+++ DATA EXTRACT

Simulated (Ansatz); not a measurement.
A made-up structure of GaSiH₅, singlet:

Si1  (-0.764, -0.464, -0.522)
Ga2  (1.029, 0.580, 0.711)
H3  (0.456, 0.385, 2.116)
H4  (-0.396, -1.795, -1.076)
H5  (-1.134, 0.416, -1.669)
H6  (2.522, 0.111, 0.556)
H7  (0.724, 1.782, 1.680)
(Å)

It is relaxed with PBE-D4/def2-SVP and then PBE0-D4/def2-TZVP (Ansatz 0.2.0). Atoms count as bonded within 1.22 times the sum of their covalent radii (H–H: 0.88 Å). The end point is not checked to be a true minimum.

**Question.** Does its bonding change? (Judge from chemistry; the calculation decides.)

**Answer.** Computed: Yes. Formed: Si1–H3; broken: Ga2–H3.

++++++

» **BRIEF**
In full and without change, transcribe the entries.

» **REPLY**
Simulated (Ansatz); not a measurement.
A made-up structure of GaSiH₅, singlet:

Si1  (-0.764, -0.464, -0.522)
Ga2  (1.029, 0.580, 0.711)
H3  (0.456, 0.385, 2.116)
H4  (-0.396, -1.795, -1.076)
H5  (-1.134, 0.416, -1.669)
H6  (2.522, 0.111, 0.556)
H7  (0.724, 1.782, 1.680)
(Å)

It is relaxed with PBE-D4/def2-SVP and then PBE0-D4/def2-TZVP (Ansatz 0.2.0). Atoms count as bonded within 1.22 times the sum of their covalent radii (H–H: 0.88 Å). The end point is not checked to be a true minimum.

**Question.** Does its bonding change? (Judge from chemistry; the calculation decides.)

**Answer.** Computed: Yes. Formed: Si1–H3; broken: Ga2–H3.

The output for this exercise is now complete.